- Opening Delimiter -

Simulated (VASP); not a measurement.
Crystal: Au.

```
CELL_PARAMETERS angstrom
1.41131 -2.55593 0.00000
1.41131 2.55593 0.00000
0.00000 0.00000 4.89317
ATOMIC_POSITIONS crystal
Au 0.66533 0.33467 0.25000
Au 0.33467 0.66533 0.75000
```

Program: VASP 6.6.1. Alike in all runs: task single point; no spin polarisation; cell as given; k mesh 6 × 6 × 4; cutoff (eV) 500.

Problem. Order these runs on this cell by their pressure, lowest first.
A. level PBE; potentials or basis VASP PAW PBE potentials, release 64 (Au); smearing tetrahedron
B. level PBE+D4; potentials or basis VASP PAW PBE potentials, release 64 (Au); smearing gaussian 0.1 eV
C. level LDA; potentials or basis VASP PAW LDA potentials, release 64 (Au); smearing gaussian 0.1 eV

- Closing Delimiter -

=== Task item ===
Only the lines above from the line with "Problem. Order these" to the line with "B. level PBE+D4;", those two lines included, should be reproduced exactly.

=== Exercise answer ===
Problem. Order these runs on this cell by their pressure, lowest first.
A. level PBE; potentials or basis VASP PAW PBE potentials, release 64 (Au); smearing tetrahedron
B. level PBE+D4; potentials or basis VASP PAW PBE potentials, release 64 (Au); smearing gaussian 0.1 eV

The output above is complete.